╔══
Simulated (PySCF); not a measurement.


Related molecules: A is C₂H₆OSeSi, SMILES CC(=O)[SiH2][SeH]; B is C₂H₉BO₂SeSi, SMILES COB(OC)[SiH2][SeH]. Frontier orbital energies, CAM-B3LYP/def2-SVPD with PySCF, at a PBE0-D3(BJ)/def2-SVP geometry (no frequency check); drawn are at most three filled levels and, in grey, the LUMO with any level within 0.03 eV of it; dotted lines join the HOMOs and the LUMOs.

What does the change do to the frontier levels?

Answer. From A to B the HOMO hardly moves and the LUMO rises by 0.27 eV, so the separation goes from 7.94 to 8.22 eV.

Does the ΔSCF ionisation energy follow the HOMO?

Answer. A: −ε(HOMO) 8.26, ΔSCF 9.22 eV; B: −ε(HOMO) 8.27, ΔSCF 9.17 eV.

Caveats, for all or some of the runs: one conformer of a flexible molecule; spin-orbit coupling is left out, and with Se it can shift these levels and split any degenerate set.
╚══

→ TASK ITEM
Every entry shown above should be transcribed without alteration.

→ TASK RESULT
Simulated (PySCF); not a measurement.


Related molecules: A is C₂H₆OSeSi, SMILES CC(=O)[SiH2][SeH]; B is C₂H₉BO₂SeSi, SMILES COB(OC)[SiH2][SeH]. Frontier orbital energies, CAM-B3LYP/def2-SVPD with PySCF, at a PBE0-D3(BJ)/def2-SVP geometry (no frequency check); drawn are at most three filled levels and, in grey, the LUMO with any level within 0.03 eV of it; dotted lines join the HOMOs and the LUMOs.

What does the change do to the frontier levels?

Answer. From A to B the HOMO hardly moves and the LUMO rises by 0.27 eV, so the separation goes from 7.94 to 8.22 eV.

Does the ΔSCF ionisation energy follow the HOMO?

Answer. A: −ε(HOMO) 8.26, ΔSCF 9.22 eV; B: −ε(HOMO) 8.27, ΔSCF 9.17 eV.

Caveats, for all or some of the runs: one conformer of a flexible molecule; spin-orbit coupling is left out, and with Se it can shift these levels and split any degenerate set.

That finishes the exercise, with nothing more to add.